Work item - Print each record exactly, with no word added or removed.

Record extracts -
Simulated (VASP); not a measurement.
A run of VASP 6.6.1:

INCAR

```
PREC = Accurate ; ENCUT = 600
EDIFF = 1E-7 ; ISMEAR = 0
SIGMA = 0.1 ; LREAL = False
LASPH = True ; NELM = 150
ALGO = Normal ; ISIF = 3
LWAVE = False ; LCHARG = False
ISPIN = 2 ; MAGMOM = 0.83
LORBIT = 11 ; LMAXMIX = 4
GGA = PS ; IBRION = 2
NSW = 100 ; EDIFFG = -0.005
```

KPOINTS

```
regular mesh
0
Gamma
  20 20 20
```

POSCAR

Result -
Simulated (VASP); not a measurement.
A run of VASP 6.6.1:

INCAR

```
PREC = Accurate ; ENCUT = 600
EDIFF = 1E-7 ; ISMEAR = 0
SIGMA = 0.1 ; LREAL = False
LASPH = True ; NELM = 150
ALGO = Normal ; ISIF = 3
LWAVE = False ; LCHARG = False
ISPIN = 2 ; MAGMOM = 0.83
LORBIT = 11 ; LMAXMIX = 4
GGA = PS ; IBRION = 2
NSW = 100 ; EDIFFG = -0.005
```

KPOINTS

```
regular mesh
0
Gamma
  20 20 20
```

POSCAR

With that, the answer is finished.